▸ Information shown
--*--
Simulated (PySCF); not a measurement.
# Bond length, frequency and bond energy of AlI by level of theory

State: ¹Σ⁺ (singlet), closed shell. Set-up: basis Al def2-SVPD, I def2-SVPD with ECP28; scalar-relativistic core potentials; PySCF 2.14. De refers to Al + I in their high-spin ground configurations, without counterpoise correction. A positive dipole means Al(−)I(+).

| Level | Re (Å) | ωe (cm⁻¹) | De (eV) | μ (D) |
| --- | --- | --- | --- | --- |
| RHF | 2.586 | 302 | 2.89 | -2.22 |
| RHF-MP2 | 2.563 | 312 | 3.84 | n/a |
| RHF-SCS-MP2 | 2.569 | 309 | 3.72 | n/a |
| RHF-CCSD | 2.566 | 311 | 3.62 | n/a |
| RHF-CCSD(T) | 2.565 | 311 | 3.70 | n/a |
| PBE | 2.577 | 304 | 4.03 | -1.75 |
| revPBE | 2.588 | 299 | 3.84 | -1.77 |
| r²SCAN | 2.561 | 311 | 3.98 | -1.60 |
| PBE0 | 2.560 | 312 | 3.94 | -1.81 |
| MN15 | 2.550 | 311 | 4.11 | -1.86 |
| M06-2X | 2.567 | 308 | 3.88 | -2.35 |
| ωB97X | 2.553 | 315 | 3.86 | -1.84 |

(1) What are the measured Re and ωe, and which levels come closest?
--*--

▸ Exercise
Exactly as written above, copy every line.

▸ Task answer
Simulated (PySCF); not a measurement.
# Bond length, frequency and bond energy of AlI by level of theory

State: ¹Σ⁺ (singlet), closed shell. Set-up: basis Al def2-SVPD, I def2-SVPD with ECP28; scalar-relativistic core potentials; PySCF 2.14. De refers to Al + I in their high-spin ground configurations, without counterpoise correction. A positive dipole means Al(−)I(+).

| Level | Re (Å) | ωe (cm⁻¹) | De (eV) | μ (D) |
| --- | --- | --- | --- | --- |
| RHF | 2.586 | 302 | 2.89 | -2.22 |
| RHF-MP2 | 2.563 | 312 | 3.84 | n/a |
| RHF-SCS-MP2 | 2.569 | 309 | 3.72 | n/a |
| RHF-CCSD | 2.566 | 311 | 3.62 | n/a |
| RHF-CCSD(T) | 2.565 | 311 | 3.70 | n/a |
| PBE | 2.577 | 304 | 4.03 | -1.75 |
| revPBE | 2.588 | 299 | 3.84 | -1.77 |
| r²SCAN | 2.561 | 311 | 3.98 | -1.60 |
| PBE0 | 2.560 | 312 | 3.94 | -1.81 |
| MN15 | 2.550 | 311 | 4.11 | -1.86 |
| M06-2X | 2.567 | 308 | 3.88 | -2.35 |
| ωB97X | 2.553 | 315 | 3.86 | -1.84 |

(1) What are the measured Re and ωe, and which levels come closest?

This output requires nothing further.